ACTIVITY
Exactly as given, write out all the entries again.

START SUPPLIED MATERIAL
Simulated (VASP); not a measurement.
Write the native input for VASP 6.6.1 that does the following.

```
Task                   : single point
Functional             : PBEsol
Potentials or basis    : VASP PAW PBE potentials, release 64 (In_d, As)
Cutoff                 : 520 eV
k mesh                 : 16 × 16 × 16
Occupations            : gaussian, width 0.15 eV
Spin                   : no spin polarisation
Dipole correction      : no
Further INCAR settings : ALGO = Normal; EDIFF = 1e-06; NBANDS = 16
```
END SUPPLIED MATERIAL

RESPONSE BOX
Simulated (VASP); not a measurement.
Write the native input for VASP 6.6.1 that does the following.

```
Task                   : single point
Functional             : PBEsol
Potentials or basis    : VASP PAW PBE potentials, release 64 (In_d, As)
Cutoff                 : 520 eV
k mesh                 : 16 × 16 × 16
Occupations            : gaussian, width 0.15 eV
Spin                   : no spin polarisation
Dipole correction      : no
Further INCAR settings : ALGO = Normal; EDIFF = 1e-06; NBANDS = 16
```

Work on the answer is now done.